§ Action item:
Return the data below exactly, but only from the line containing "0.38 | 26.9 |" through the line containing "-0.31 | 27.6 |", with both of those lines included.

§ Supplied records:
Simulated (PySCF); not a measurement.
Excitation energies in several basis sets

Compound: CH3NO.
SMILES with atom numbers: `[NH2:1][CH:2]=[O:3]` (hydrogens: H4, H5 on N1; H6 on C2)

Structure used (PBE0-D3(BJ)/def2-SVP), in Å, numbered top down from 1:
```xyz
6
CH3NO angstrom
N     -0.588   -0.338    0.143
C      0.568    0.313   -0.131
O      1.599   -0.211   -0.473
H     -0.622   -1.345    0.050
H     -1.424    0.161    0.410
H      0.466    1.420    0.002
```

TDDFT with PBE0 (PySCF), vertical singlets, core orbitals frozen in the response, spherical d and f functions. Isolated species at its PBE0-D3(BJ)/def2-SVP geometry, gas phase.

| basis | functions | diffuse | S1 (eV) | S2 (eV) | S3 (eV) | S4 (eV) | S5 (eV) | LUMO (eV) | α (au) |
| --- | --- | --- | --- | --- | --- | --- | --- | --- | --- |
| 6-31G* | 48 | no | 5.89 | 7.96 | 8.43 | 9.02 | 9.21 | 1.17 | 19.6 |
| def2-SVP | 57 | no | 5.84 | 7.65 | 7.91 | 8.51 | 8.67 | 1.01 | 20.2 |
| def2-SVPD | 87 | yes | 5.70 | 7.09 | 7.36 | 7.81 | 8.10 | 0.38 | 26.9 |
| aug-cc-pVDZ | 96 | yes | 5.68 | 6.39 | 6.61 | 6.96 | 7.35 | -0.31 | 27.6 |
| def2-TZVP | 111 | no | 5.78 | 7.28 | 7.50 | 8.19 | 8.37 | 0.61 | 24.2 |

§ Response area:
| def2-SVPD | 87 | yes | 5.70 | 7.09 | 7.36 | 7.81 | 8.10 | 0.38 | 26.9 |
| aug-cc-pVDZ | 96 | yes | 5.68 | 6.39 | 6.61 | 6.96 | 7.35 | -0.31 | 27.6 |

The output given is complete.